*** Opening of Stored data ***

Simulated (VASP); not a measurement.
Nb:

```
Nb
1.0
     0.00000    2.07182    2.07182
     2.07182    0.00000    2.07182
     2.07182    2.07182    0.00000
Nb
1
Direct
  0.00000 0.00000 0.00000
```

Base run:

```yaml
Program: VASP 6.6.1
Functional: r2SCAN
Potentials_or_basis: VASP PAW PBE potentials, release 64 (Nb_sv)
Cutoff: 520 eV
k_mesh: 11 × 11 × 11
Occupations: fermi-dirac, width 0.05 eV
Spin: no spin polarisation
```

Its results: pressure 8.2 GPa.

*** Close of Stored data ***

Nothing in the data above should change. Please copy it all.

_Exercise result_:
Simulated (VASP); not a measurement.
Nb:

```
Nb
1.0
     0.00000    2.07182    2.07182
     2.07182    0.00000    2.07182
     2.07182    2.07182    0.00000
Nb
1
Direct
  0.00000 0.00000 0.00000
```

Base run:

```yaml
Program: VASP 6.6.1
Functional: r2SCAN
Potentials_or_basis: VASP PAW PBE potentials, release 64 (Nb_sv)
Cutoff: 520 eV
k_mesh: 11 × 11 × 11
Occupations: fermi-dirac, width 0.05 eV
Spin: no spin polarisation
```

Its results: pressure 8.2 GPa.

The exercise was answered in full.